- Assigned task
Repeat exactly, please, the opening lines of the data below, through and including the line where "Levels at points" sits.

- Opening Delimiter -

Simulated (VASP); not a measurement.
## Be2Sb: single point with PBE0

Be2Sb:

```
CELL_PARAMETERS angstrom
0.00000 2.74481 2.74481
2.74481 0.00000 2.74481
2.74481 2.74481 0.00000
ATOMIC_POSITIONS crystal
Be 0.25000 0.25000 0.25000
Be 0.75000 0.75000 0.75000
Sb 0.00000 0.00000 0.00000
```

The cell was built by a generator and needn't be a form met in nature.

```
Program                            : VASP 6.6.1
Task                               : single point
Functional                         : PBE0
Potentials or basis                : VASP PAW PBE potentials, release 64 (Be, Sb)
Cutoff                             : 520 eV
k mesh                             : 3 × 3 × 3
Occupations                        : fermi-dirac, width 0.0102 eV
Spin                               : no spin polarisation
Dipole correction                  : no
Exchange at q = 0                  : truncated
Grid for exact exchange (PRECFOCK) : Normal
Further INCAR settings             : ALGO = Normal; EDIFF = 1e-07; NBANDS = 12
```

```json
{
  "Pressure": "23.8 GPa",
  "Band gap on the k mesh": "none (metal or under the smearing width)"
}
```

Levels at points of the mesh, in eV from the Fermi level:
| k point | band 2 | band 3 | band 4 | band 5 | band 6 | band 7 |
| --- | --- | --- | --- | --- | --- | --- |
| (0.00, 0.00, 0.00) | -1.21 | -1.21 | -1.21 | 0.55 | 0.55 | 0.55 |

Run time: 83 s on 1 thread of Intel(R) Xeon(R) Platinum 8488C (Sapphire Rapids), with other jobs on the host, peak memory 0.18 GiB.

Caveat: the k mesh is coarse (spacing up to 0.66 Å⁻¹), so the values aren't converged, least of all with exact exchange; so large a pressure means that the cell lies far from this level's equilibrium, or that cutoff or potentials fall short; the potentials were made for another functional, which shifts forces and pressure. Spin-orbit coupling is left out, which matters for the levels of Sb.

- Closing Delimiter -

- Exercise answer
Simulated (VASP); not a measurement.
## Be2Sb: single point with PBE0

Be2Sb:

```
CELL_PARAMETERS angstrom
0.00000 2.74481 2.74481
2.74481 0.00000 2.74481
2.74481 2.74481 0.00000
ATOMIC_POSITIONS crystal
Be 0.25000 0.25000 0.25000
Be 0.75000 0.75000 0.75000
Sb 0.00000 0.00000 0.00000
```

The cell was built by a generator and needn't be a form met in nature.

```
Program                            : VASP 6.6.1
Task                               : single point
Functional                         : PBE0
Potentials or basis                : VASP PAW PBE potentials, release 64 (Be, Sb)
Cutoff                             : 520 eV
k mesh                             : 3 × 3 × 3
Occupations                        : fermi-dirac, width 0.0102 eV
Spin                               : no spin polarisation
Dipole correction                  : no
Exchange at q = 0                  : truncated
Grid for exact exchange (PRECFOCK) : Normal
Further INCAR settings             : ALGO = Normal; EDIFF = 1e-07; NBANDS = 12
```

```json
{
  "Pressure": "23.8 GPa",
  "Band gap on the k mesh": "none (metal or under the smearing width)"
}
```

Levels at points of the mesh, in eV from the Fermi level:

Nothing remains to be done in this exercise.